_____
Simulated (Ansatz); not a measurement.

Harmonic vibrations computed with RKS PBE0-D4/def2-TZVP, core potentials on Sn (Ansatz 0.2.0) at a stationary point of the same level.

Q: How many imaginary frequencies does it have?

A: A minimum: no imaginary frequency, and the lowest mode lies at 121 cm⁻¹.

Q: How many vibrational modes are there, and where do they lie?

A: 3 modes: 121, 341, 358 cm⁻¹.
_____

**Requirement**
Using the material above, print every entry exactly as written.

**Answer space**
Simulated (Ansatz); not a measurement.

Harmonic vibrations computed with RKS PBE0-D4/def2-TZVP, core potentials on Sn (Ansatz 0.2.0) at a stationary point of the same level.

Q: How many imaginary frequencies does it have?

A: A minimum: no imaginary frequency, and the lowest mode lies at 121 cm⁻¹.

Q: How many vibrational modes are there, and where do they lie?

A: 3 modes: 121, 341, 358 cm⁻¹.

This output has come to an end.